Data for analysis:
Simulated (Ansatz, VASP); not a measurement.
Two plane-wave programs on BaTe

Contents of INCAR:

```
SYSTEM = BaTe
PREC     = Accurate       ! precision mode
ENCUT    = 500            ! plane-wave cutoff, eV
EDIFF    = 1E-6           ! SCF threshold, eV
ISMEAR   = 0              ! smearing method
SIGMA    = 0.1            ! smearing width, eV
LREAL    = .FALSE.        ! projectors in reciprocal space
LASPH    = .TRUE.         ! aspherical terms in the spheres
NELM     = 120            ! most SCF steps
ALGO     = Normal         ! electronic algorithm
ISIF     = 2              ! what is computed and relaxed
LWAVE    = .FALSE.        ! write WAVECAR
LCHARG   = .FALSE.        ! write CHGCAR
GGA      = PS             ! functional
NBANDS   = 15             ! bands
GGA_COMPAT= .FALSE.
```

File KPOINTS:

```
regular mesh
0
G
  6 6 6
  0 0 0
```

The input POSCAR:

Task item: Write the listing out again, word for word.

Task answer:
Simulated (Ansatz, VASP); not a measurement.
Two plane-wave programs on BaTe

Contents of INCAR:

```
SYSTEM = BaTe
PREC     = Accurate       ! precision mode
ENCUT    = 500            ! plane-wave cutoff, eV
EDIFF    = 1E-6           ! SCF threshold, eV
ISMEAR   = 0              ! smearing method
SIGMA    = 0.1            ! smearing width, eV
LREAL    = .FALSE.        ! projectors in reciprocal space
LASPH    = .TRUE.         ! aspherical terms in the spheres
NELM     = 120            ! most SCF steps
ALGO     = Normal         ! electronic algorithm
ISIF     = 2              ! what is computed and relaxed
LWAVE    = .FALSE.        ! write WAVECAR
LCHARG   = .FALSE.        ! write CHGCAR
GGA      = PS             ! functional
NBANDS   = 15             ! bands
GGA_COMPAT= .FALSE.
```

File KPOINTS:

```
regular mesh
0
G
  6 6 6
  0 0 0
```

The input POSCAR:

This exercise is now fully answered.